**EXERCISE**
When you reach the line containing "A: a = 3.127", stop after it; until then, copy each line of the listing exactly, starting with the first.

-*-*-

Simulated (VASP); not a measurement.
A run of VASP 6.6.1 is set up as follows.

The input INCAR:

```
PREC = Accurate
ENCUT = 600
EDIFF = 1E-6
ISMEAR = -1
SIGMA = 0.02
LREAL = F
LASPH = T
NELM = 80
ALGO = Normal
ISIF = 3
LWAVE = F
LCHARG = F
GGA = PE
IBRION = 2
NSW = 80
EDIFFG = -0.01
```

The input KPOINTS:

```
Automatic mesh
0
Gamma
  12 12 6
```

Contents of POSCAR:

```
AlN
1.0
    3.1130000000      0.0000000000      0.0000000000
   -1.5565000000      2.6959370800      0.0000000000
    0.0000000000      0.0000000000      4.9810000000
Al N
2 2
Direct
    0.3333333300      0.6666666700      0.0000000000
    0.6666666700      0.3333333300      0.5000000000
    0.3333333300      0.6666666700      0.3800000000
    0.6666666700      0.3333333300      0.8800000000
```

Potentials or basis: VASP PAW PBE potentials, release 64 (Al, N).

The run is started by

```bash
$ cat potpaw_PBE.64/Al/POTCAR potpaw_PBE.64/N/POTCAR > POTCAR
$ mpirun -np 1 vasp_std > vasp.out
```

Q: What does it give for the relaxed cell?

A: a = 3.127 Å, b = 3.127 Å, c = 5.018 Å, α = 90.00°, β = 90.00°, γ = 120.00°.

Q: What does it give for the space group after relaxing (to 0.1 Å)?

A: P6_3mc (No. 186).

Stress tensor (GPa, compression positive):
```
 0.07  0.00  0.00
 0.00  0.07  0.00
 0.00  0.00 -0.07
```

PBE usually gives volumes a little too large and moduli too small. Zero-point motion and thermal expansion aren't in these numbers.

-*-*-

**SOLUTION**
Simulated (VASP); not a measurement.
A run of VASP 6.6.1 is set up as follows.

The input INCAR:

```
PREC = Accurate
ENCUT = 600
EDIFF = 1E-6
ISMEAR = -1
SIGMA = 0.02
LREAL = F
LASPH = T
NELM = 80
ALGO = Normal
ISIF = 3
LWAVE = F
LCHARG = F
GGA = PE
IBRION = 2
NSW = 80
EDIFFG = -0.01
```

The input KPOINTS:

```
Automatic mesh
0
Gamma
  12 12 6
```

Contents of POSCAR:

```
AlN
1.0
    3.1130000000      0.0000000000      0.0000000000
   -1.5565000000      2.6959370800      0.0000000000
    0.0000000000      0.0000000000      4.9810000000
Al N
2 2
Direct
    0.3333333300      0.6666666700      0.0000000000
    0.6666666700      0.3333333300      0.5000000000
    0.3333333300      0.6666666700      0.3800000000
    0.6666666700      0.3333333300      0.8800000000
```

Potentials or basis: VASP PAW PBE potentials, release 64 (Al, N).

The run is started by

```bash
$ cat potpaw_PBE.64/Al/POTCAR potpaw_PBE.64/N/POTCAR > POTCAR
$ mpirun -np 1 vasp_std > vasp.out
```

Q: What does it give for the relaxed cell?

A: a = 3.127 Å, b = 3.127 Å, c = 5.018 Å, α = 90.00°, β = 90.00°, γ = 120.00°.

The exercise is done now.